#### Work task
For the material that follows, return exactly the lines from the one with "A. SrO, rock salt" through the one with "Space group Fm-3m", both ends included.

[Opening Supplied entries section]

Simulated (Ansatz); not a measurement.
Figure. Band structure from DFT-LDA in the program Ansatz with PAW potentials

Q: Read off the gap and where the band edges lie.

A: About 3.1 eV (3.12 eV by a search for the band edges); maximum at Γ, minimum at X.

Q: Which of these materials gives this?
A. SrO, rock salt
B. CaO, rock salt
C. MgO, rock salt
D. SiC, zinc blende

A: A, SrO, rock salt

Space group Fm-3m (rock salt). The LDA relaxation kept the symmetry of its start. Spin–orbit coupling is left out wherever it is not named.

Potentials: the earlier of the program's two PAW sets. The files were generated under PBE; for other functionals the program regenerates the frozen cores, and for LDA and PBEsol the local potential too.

[Closing Supplied entries section]

#### Answer section
A. SrO, rock salt
B. CaO, rock salt
C. MgO, rock salt
D. SiC, zinc blende

A: A, SrO, rock salt

Space group Fm-3m (rock salt). The LDA relaxation kept the symmetry of its start. Spin–orbit coupling is left out wherever it is not named.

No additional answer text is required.